* [ASSIGNED TASK]: Every record here needs to be written out again exactly.

(RECORD EXCERPTS Opens)
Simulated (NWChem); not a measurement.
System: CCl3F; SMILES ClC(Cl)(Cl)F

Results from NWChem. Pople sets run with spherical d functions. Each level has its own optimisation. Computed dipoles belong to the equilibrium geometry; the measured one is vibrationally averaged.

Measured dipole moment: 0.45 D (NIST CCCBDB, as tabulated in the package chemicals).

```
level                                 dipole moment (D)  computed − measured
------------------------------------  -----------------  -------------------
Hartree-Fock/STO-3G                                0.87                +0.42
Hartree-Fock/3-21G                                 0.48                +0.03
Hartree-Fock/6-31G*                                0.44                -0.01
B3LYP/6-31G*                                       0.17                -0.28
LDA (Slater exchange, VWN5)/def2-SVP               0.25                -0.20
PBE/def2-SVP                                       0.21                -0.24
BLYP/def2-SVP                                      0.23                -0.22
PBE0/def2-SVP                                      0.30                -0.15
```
(RECORD EXCERPTS Closes)

* [ANSWER SECTION]:
Simulated (NWChem); not a measurement.
System: CCl3F; SMILES ClC(Cl)(Cl)F

Results from NWChem. Pople sets run with spherical d functions. Each level has its own optimisation. Computed dipoles belong to the equilibrium geometry; the measured one is vibrationally averaged.

Measured dipole moment: 0.45 D (NIST CCCBDB, as tabulated in the package chemicals).

```
level                                 dipole moment (D)  computed − measured
------------------------------------  -----------------  -------------------
Hartree-Fock/STO-3G                                0.87                +0.42
Hartree-Fock/3-21G                                 0.48                +0.03
Hartree-Fock/6-31G*                                0.44                -0.01
B3LYP/6-31G*                                       0.17                -0.28
LDA (Slater exchange, VWN5)/def2-SVP               0.25                -0.20
PBE/def2-SVP                                       0.21                -0.24
BLYP/def2-SVP                                      0.23                -0.22
PBE0/def2-SVP                                      0.30                -0.15
```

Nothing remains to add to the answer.